The line that contains "Epitaxial growth on" marks the end: retype the data below exactly from its first line through that line.

→ **The data**
....
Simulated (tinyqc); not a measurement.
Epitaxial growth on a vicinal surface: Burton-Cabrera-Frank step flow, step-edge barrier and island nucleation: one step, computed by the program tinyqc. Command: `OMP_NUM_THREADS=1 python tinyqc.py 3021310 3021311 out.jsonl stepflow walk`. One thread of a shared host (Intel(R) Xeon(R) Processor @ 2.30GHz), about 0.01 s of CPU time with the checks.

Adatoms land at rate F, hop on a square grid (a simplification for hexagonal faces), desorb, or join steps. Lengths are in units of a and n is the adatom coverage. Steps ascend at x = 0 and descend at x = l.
....

→ **Response box**
Simulated (tinyqc); not a measurement.
Epitaxial growth on a vicinal surface: Burton-Cabrera-Frank step flow, step-edge barrier and island nucleation: one step, computed by the program tinyqc. Command: `OMP_NUM_THREADS=1 python tinyqc.py 3021310 3021311 out.jsonl stepflow walk`. One thread of a shared host (Intel(R) Xeon(R) Processor @ 2.30GHz), about 0.01 s of CPU time with the checks.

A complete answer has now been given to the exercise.